_Assigned task_: All lines up to and including the one that contains "POTCAR, in this" are to be transcribed exactly, starting from the first line of the records.

_Supplied records_:
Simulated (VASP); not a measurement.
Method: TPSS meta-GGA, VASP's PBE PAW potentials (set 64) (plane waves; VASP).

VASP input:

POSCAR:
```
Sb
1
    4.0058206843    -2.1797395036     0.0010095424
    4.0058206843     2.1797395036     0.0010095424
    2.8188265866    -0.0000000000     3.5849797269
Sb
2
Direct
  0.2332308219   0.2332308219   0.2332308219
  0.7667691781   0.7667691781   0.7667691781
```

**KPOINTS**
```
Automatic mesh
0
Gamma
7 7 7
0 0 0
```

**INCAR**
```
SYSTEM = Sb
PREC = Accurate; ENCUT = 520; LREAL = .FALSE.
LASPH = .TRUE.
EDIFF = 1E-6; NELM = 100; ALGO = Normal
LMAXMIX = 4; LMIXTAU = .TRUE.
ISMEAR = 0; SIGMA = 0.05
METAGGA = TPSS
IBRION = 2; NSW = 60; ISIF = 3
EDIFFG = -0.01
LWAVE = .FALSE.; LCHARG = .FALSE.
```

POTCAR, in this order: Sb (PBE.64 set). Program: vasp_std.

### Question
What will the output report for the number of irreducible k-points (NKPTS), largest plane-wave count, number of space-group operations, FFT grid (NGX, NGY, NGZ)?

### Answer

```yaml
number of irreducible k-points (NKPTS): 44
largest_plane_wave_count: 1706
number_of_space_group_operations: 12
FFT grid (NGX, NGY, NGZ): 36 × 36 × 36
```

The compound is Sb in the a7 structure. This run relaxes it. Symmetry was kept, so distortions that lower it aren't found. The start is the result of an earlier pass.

_Answer space_:
Simulated (VASP); not a measurement.
Method: TPSS meta-GGA, VASP's PBE PAW potentials (set 64) (plane waves; VASP).

VASP input:

POSCAR:
```
Sb
1
    4.0058206843    -2.1797395036     0.0010095424
    4.0058206843     2.1797395036     0.0010095424
    2.8188265866    -0.0000000000     3.5849797269
Sb
2
Direct
  0.2332308219   0.2332308219   0.2332308219
  0.7667691781   0.7667691781   0.7667691781
```

**KPOINTS**
```
Automatic mesh
0
Gamma
7 7 7
0 0 0
```

**INCAR**
```
SYSTEM = Sb
PREC = Accurate; ENCUT = 520; LREAL = .FALSE.
LASPH = .TRUE.
EDIFF = 1E-6; NELM = 100; ALGO = Normal
LMAXMIX = 4; LMIXTAU = .TRUE.
ISMEAR = 0; SIGMA = 0.05
METAGGA = TPSS
IBRION = 2; NSW = 60; ISIF = 3
EDIFFG = -0.01
LWAVE = .FALSE.; LCHARG = .FALSE.
```

POTCAR, in this order: Sb (PBE.64 set). Program: vasp_std.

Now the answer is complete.